Your job with the data below: print everything from the line that holds "VASP | Ansatz |" down to the line that holds "waves, PAW |", ends included, exactly, and nothing else.

-------- Stored data

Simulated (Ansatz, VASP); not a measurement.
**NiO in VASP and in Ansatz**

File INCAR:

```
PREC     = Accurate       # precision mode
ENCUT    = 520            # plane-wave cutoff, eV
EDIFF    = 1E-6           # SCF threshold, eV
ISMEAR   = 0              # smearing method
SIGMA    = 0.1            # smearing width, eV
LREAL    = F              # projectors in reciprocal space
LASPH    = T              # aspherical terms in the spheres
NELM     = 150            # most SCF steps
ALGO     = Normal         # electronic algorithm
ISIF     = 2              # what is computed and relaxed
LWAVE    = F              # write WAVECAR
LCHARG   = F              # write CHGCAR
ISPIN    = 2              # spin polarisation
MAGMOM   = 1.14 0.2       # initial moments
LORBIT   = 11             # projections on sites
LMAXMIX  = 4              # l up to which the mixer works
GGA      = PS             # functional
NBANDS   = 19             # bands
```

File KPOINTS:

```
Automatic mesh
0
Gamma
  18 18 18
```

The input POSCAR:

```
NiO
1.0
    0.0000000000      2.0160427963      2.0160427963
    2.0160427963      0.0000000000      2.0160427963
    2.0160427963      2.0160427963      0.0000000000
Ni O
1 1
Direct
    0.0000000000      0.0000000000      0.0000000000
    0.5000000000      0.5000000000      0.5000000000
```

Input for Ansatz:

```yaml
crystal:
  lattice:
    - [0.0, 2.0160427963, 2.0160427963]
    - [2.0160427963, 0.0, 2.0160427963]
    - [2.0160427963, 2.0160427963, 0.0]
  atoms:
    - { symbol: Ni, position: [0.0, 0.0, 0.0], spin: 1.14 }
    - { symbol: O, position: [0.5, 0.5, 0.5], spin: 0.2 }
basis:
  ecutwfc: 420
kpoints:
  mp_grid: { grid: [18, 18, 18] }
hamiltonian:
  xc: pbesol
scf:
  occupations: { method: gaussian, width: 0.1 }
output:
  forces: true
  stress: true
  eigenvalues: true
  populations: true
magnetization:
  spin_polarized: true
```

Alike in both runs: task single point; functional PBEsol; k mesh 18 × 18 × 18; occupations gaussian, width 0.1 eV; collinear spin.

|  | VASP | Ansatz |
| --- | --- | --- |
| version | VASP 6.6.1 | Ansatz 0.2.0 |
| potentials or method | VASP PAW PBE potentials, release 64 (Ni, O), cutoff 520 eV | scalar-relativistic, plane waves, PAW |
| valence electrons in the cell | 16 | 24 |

----------------

— Reply —
|  | VASP | Ansatz |
| --- | --- | --- |
| version | VASP 6.6.1 | Ansatz 0.2.0 |
| potentials or method | VASP PAW PBE potentials, release 64 (Ni, O), cutoff 520 eV | scalar-relativistic, plane waves, PAW |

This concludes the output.